### Assignment
Here is a block of entries. Write out its lines exactly, from the first through the one containing "Report form: the".

### Material supplied
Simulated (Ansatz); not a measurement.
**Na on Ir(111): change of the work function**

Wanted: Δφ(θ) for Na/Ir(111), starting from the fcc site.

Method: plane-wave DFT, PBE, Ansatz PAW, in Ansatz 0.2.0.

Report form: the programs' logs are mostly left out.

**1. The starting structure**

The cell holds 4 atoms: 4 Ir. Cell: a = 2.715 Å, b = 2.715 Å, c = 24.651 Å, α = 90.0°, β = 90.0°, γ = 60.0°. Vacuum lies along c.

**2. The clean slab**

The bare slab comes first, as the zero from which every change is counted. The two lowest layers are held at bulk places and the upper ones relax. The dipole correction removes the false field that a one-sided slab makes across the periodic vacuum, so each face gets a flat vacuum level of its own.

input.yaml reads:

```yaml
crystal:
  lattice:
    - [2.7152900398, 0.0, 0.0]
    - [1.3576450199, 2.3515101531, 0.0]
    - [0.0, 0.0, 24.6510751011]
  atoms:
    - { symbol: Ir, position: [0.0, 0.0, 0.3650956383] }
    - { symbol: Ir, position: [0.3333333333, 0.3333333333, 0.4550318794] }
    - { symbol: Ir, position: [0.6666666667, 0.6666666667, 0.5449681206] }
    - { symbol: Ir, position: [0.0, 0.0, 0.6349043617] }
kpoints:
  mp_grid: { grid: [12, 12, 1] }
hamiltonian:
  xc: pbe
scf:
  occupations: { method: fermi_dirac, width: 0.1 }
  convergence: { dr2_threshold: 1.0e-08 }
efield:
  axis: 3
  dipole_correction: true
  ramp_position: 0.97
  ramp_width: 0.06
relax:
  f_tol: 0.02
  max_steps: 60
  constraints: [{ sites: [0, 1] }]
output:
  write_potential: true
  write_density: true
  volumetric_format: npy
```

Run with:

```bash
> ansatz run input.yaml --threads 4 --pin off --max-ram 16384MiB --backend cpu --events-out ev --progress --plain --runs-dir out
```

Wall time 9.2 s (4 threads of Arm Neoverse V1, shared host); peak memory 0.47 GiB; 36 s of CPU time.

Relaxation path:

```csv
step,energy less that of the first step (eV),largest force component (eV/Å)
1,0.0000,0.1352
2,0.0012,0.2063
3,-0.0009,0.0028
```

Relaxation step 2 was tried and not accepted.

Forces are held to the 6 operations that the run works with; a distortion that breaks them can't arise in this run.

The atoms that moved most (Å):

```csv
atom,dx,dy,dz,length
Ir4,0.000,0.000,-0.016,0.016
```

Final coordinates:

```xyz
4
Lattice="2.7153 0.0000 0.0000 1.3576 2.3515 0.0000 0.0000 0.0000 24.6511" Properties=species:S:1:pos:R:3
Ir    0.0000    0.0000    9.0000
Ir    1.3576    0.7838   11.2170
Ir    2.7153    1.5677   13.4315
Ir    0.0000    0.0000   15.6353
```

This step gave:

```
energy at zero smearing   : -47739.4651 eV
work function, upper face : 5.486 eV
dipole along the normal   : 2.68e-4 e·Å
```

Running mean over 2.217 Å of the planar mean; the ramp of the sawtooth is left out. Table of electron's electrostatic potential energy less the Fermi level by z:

### Answer space
Simulated (Ansatz); not a measurement.
**Na on Ir(111): change of the work function**

Wanted: Δφ(θ) for Na/Ir(111), starting from the fcc site.

Method: plane-wave DFT, PBE, Ansatz PAW, in Ansatz 0.2.0.

Report form: the programs' logs are mostly left out.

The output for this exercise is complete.